Content starts

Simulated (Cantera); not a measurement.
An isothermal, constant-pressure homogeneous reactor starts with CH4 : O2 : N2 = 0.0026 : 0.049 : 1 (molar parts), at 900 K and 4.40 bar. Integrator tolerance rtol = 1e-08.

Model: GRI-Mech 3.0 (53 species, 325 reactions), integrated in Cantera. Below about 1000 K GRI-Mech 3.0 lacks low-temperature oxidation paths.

Content ends

> Action item: Retype all of the material, exactly as written.

> Your solution:
Simulated (Cantera); not a measurement.
An isothermal, constant-pressure homogeneous reactor starts with CH4 : O2 : N2 = 0.0026 : 0.049 : 1 (molar parts), at 900 K and 4.40 bar. Integrator tolerance rtol = 1e-08.

Model: GRI-Mech 3.0 (53 species, 325 reactions), integrated in Cantera. Below about 1000 K GRI-Mech 3.0 lacks low-temperature oxidation paths.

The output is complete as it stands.